> ENTRIES PROVIDED:
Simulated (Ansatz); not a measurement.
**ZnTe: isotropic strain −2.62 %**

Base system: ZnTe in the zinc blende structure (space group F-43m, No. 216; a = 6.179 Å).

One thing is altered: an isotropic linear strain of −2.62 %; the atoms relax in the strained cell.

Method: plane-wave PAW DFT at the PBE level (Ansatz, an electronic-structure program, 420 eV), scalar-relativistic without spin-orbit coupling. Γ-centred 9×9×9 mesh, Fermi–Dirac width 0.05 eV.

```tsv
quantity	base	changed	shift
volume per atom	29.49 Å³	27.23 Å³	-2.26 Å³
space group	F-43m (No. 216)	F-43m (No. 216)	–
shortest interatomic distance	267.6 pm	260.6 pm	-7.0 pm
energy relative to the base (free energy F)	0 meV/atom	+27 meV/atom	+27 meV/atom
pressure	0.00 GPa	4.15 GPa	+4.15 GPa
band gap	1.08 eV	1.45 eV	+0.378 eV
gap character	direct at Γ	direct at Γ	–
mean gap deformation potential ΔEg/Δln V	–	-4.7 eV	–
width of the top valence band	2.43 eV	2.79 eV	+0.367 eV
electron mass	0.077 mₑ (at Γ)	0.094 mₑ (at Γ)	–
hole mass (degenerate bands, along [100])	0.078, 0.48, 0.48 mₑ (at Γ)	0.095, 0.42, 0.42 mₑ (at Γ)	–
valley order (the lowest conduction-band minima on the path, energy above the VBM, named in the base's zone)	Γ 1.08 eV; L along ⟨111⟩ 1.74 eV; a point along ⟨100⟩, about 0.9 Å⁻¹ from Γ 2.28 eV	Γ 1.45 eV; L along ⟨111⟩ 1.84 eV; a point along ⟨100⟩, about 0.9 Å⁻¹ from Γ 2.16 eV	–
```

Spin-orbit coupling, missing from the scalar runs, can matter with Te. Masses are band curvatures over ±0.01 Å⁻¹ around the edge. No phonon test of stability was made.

> WORK ORDER: Retype the listing above, word for word, from its first line to the line containing "One thing is", both ends included.

> WORKED SOLUTION:
Simulated (Ansatz); not a measurement.
**ZnTe: isotropic strain −2.62 %**

Base system: ZnTe in the zinc blende structure (space group F-43m, No. 216; a = 6.179 Å).

One thing is altered: an isotropic linear strain of −2.62 %; the atoms relax in the strained cell.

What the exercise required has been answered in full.